··· Data supplied ···

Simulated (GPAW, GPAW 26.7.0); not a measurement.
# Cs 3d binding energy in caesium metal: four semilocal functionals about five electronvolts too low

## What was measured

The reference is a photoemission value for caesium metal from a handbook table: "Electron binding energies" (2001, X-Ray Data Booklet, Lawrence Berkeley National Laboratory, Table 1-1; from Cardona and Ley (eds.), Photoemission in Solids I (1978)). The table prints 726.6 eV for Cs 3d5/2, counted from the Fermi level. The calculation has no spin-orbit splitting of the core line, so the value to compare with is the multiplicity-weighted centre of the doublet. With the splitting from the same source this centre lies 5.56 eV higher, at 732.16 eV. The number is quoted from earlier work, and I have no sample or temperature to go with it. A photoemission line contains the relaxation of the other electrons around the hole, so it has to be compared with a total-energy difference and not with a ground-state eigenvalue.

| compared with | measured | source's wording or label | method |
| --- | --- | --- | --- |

···

§ **Task item**:
Set down the records once more, character for character.

§ **Written answer**:
Simulated (GPAW, GPAW 26.7.0); not a measurement.
# Cs 3d binding energy in caesium metal: four semilocal functionals about five electronvolts too low

## What was measured

The reference is a photoemission value for caesium metal from a handbook table: "Electron binding energies" (2001, X-Ray Data Booklet, Lawrence Berkeley National Laboratory, Table 1-1; from Cardona and Ley (eds.), Photoemission in Solids I (1978)). The table prints 726.6 eV for Cs 3d5/2, counted from the Fermi level. The calculation has no spin-orbit splitting of the core line, so the value to compare with is the multiplicity-weighted centre of the doublet. With the splitting from the same source this centre lies 5.56 eV higher, at 732.16 eV. The number is quoted from earlier work, and I have no sample or temperature to go with it. A photoemission line contains the relaxation of the other electrons around the hole, so it has to be compared with a total-energy difference and not with a ground-state eigenvalue.

| compared with | measured | source's wording or label | method |
| --- | --- | --- | --- |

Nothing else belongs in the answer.